Records shown:
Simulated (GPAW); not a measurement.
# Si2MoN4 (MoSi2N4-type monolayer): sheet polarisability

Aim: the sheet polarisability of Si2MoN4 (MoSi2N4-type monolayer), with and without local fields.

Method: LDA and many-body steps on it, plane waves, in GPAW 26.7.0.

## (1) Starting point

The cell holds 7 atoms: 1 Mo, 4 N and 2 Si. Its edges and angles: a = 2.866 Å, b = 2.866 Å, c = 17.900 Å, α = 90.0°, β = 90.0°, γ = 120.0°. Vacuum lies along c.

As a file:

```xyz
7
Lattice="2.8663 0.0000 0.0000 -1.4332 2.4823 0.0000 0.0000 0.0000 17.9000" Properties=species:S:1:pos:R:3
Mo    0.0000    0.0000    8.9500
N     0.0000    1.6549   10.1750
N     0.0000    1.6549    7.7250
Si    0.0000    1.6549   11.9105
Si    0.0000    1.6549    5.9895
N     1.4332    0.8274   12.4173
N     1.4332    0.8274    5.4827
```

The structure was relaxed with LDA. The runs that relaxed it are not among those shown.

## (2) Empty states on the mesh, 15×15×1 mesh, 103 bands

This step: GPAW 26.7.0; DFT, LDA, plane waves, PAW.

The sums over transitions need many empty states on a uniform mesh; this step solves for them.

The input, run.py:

Brief: Using the records above, copy word for word the line with "The structure was", the line with "The sums over", and every line between them.

Your solution:
The structure was relaxed with LDA. The runs that relaxed it are not among those shown.

## (2) Empty states on the mesh, 15×15×1 mesh, 103 bands

This step: GPAW 26.7.0; DFT, LDA, plane waves, PAW.

The sums over transitions need many empty states on a uniform mesh; this step solves for them.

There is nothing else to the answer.